* Assignment:
Give the lines of the material verbatim, from the first line to the line with "MOS structure on", including both.

====================
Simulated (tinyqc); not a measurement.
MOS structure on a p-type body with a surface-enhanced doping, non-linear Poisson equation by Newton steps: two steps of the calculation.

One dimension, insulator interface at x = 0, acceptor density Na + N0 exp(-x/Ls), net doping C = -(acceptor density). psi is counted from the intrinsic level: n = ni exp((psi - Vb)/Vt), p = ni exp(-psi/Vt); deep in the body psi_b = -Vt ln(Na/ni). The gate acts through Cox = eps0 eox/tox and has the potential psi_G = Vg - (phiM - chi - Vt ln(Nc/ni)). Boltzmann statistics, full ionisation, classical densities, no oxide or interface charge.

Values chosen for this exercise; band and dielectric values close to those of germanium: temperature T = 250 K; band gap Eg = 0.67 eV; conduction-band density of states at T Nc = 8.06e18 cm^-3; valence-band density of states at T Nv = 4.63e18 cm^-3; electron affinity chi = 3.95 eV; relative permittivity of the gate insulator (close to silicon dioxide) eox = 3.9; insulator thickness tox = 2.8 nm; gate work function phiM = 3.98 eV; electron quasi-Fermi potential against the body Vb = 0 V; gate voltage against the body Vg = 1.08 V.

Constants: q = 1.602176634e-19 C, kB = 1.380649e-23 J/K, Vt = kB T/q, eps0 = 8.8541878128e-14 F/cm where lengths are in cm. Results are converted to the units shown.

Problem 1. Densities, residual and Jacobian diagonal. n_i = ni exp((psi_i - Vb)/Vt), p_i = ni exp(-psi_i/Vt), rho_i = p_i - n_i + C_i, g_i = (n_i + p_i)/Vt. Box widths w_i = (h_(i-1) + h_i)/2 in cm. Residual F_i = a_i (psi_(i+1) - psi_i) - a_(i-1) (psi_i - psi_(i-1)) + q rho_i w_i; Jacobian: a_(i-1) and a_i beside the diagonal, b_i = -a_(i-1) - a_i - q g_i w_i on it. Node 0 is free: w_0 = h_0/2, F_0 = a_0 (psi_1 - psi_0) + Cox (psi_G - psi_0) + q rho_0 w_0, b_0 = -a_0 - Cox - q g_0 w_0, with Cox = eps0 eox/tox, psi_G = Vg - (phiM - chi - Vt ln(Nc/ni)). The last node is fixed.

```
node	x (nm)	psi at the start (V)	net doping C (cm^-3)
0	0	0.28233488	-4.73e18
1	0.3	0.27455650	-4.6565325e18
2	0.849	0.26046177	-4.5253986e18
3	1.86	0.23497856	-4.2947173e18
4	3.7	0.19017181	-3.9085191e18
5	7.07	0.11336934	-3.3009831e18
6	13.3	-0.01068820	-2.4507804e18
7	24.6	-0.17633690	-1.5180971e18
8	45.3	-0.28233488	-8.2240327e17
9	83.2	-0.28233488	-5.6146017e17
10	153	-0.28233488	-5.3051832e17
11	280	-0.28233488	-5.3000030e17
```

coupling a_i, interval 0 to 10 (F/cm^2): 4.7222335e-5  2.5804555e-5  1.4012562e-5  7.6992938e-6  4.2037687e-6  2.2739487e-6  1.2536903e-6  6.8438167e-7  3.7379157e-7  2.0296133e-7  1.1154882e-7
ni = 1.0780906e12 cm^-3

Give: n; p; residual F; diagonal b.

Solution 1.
====================

* Task result:
Simulated (tinyqc); not a measurement.
MOS structure on a p-type body with a surface-enhanced doping, non-linear Poisson equation by Newton steps: two steps of the calculation.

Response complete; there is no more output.